■ **DATA LISTING**
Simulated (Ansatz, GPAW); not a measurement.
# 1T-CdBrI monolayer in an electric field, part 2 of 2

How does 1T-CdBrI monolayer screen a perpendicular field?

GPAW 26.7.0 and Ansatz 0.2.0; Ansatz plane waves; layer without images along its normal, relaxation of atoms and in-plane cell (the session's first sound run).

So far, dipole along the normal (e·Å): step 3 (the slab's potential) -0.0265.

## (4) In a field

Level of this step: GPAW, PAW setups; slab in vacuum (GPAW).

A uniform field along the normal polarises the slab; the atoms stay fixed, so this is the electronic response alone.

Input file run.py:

■ **WORK ITEM**
Would you print exactly the lines from the first line of the entries above through the line that has "A uniform field", both included, and stop there?

■ **RESPONSE BOX**
Simulated (Ansatz, GPAW); not a measurement.
# 1T-CdBrI monolayer in an electric field, part 2 of 2

How does 1T-CdBrI monolayer screen a perpendicular field?

GPAW 26.7.0 and Ansatz 0.2.0; Ansatz plane waves; layer without images along its normal, relaxation of atoms and in-plane cell (the session's first sound run).

So far, dipole along the normal (e·Å): step 3 (the slab's potential) -0.0265.

## (4) In a field

Level of this step: GPAW, PAW setups; slab in vacuum (GPAW).

A uniform field along the normal polarises the slab; the atoms stay fixed, so this is the electronic response alone.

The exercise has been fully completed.